Record set: Begin

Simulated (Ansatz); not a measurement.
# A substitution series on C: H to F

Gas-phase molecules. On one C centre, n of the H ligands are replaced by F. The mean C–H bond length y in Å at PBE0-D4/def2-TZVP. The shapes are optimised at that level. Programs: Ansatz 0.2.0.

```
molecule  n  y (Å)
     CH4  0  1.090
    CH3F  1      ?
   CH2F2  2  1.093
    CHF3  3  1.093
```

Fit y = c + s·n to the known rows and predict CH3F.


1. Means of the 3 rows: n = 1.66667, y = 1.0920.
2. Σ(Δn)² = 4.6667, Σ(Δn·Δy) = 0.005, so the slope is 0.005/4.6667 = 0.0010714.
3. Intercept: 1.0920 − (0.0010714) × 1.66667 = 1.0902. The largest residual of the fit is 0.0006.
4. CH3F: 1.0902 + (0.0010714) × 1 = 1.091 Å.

Record set: End

Everything in the listing should be set down again exactly.

Simulated (Ansatz); not a measurement.
# A substitution series on C: H to F

Gas-phase molecules. On one C centre, n of the H ligands are replaced by F. The mean C–H bond length y in Å at PBE0-D4/def2-TZVP. The shapes are optimised at that level. Programs: Ansatz 0.2.0.

```
molecule  n  y (Å)
     CH4  0  1.090
    CH3F  1      ?
   CH2F2  2  1.093
    CHF3  3  1.093
```

Fit y = c + s·n to the known rows and predict CH3F.


1. Means of the 3 rows: n = 1.66667, y = 1.0920.
2. Σ(Δn)² = 4.6667, Σ(Δn·Δy) = 0.005, so the slope is 0.005/4.6667 = 0.0010714.
3. Intercept: 1.0920 − (0.0010714) × 1.66667 = 1.0902. The largest residual of the fit is 0.0006.
4. CH3F: 1.0902 + (0.0010714) × 1 = 1.091 Å.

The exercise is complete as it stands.